* [INPUT DATA]
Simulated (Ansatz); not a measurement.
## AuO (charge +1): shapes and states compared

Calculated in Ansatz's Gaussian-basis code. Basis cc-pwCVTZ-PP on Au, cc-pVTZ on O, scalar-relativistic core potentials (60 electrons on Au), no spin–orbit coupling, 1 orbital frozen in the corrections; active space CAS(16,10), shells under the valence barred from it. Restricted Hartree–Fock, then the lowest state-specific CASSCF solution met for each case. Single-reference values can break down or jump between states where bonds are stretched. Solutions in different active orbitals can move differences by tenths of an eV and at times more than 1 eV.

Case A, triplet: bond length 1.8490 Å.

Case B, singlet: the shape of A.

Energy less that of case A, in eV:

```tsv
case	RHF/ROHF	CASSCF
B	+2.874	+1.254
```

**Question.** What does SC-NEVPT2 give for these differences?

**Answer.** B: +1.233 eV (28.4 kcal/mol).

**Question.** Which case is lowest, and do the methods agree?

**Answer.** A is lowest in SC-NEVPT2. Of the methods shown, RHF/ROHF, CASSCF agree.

* [ACTIVITY] Could you return all the data above exactly as it appears?

* [TASK OUTPUT]
Simulated (Ansatz); not a measurement.
## AuO (charge +1): shapes and states compared

Calculated in Ansatz's Gaussian-basis code. Basis cc-pwCVTZ-PP on Au, cc-pVTZ on O, scalar-relativistic core potentials (60 electrons on Au), no spin–orbit coupling, 1 orbital frozen in the corrections; active space CAS(16,10), shells under the valence barred from it. Restricted Hartree–Fock, then the lowest state-specific CASSCF solution met for each case. Single-reference values can break down or jump between states where bonds are stretched. Solutions in different active orbitals can move differences by tenths of an eV and at times more than 1 eV.

Case A, triplet: bond length 1.8490 Å.

Case B, singlet: the shape of A.

Energy less that of case A, in eV:

```tsv
case	RHF/ROHF	CASSCF
B	+2.874	+1.254
```

**Question.** What does SC-NEVPT2 give for these differences?

**Answer.** B: +1.233 eV (28.4 kcal/mol).

**Question.** Which case is lowest, and do the methods agree?

**Answer.** A is lowest in SC-NEVPT2. Of the methods shown, RHF/ROHF, CASSCF agree.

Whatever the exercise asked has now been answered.